> [ASSIGNED TASK] Recreate the entire listing that appears below, exactly.

■ ■ ■

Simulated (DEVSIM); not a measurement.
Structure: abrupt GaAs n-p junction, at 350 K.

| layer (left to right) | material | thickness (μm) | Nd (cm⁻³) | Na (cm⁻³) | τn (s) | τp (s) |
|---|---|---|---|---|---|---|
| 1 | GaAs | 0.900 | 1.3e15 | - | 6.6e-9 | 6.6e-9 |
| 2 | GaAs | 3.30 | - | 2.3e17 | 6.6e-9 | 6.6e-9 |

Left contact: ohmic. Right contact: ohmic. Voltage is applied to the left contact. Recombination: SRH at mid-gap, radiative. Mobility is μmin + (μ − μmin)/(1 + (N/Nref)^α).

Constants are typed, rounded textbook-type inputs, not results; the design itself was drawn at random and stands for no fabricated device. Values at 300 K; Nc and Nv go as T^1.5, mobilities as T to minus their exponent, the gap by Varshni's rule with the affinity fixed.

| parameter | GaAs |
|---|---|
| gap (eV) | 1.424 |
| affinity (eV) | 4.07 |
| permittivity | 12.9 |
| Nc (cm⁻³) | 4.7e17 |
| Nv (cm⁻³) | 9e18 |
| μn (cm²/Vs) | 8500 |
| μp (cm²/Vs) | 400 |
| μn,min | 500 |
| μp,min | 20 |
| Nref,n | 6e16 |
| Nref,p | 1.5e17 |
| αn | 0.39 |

■ ■ ■

> [RESPONSE BOX]
Simulated (DEVSIM); not a measurement.
Structure: abrupt GaAs n-p junction, at 350 K.

| layer (left to right) | material | thickness (μm) | Nd (cm⁻³) | Na (cm⁻³) | τn (s) | τp (s) |
|---|---|---|---|---|---|---|
| 1 | GaAs | 0.900 | 1.3e15 | - | 6.6e-9 | 6.6e-9 |
| 2 | GaAs | 3.30 | - | 2.3e17 | 6.6e-9 | 6.6e-9 |

Left contact: ohmic. Right contact: ohmic. Voltage is applied to the left contact. Recombination: SRH at mid-gap, radiative. Mobility is μmin + (μ − μmin)/(1 + (N/Nref)^α).

Constants are typed, rounded textbook-type inputs, not results; the design itself was drawn at random and stands for no fabricated device. Values at 300 K; Nc and Nv go as T^1.5, mobilities as T to minus their exponent, the gap by Varshni's rule with the affinity fixed.

| parameter | GaAs |
|---|---|
| gap (eV) | 1.424 |
| affinity (eV) | 4.07 |
| permittivity | 12.9 |
| Nc (cm⁻³) | 4.7e17 |
| Nv (cm⁻³) | 9e18 |
| μn (cm²/Vs) | 8500 |
| μp (cm²/Vs) | 400 |
| μn,min | 500 |
| μp,min | 20 |
| Nref,n | 6e16 |
| Nref,p | 1.5e17 |
| αn | 0.39 |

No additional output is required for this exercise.